§ **Dataset entries**
===

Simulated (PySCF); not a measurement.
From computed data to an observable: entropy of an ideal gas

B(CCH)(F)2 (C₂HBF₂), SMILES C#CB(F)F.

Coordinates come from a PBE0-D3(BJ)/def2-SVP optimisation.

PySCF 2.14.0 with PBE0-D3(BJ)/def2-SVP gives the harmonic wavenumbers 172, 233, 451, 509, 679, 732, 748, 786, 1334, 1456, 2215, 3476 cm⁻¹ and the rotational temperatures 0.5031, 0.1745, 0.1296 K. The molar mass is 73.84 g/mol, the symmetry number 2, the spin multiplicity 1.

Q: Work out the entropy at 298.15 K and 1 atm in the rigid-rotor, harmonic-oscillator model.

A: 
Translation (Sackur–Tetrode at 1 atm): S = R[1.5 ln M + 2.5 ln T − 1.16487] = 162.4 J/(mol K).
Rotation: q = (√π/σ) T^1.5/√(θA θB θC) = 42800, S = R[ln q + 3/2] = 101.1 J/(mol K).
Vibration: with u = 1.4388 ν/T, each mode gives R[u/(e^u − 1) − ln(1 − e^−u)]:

===

§ **Work task**
From the first line of the data above to the line containing "Rotation: q = (√π/σ)", repeat everything exactly and add nothing.

§ **Your solution**
Simulated (PySCF); not a measurement.
From computed data to an observable: entropy of an ideal gas

B(CCH)(F)2 (C₂HBF₂), SMILES C#CB(F)F.

Coordinates come from a PBE0-D3(BJ)/def2-SVP optimisation.

PySCF 2.14.0 with PBE0-D3(BJ)/def2-SVP gives the harmonic wavenumbers 172, 233, 451, 509, 679, 732, 748, 786, 1334, 1456, 2215, 3476 cm⁻¹ and the rotational temperatures 0.5031, 0.1745, 0.1296 K. The molar mass is 73.84 g/mol, the symmetry number 2, the spin multiplicity 1.

Q: Work out the entropy at 298.15 K and 1 atm in the rigid-rotor, harmonic-oscillator model.

A: 
Translation (Sackur–Tetrode at 1 atm): S = R[1.5 ln M + 2.5 ln T − 1.16487] = 162.4 J/(mol K).
Rotation: q = (√π/σ) T^1.5/√(θA θB θC) = 42800, S = R[ln q + 3/2] = 101.1 J/(mol K).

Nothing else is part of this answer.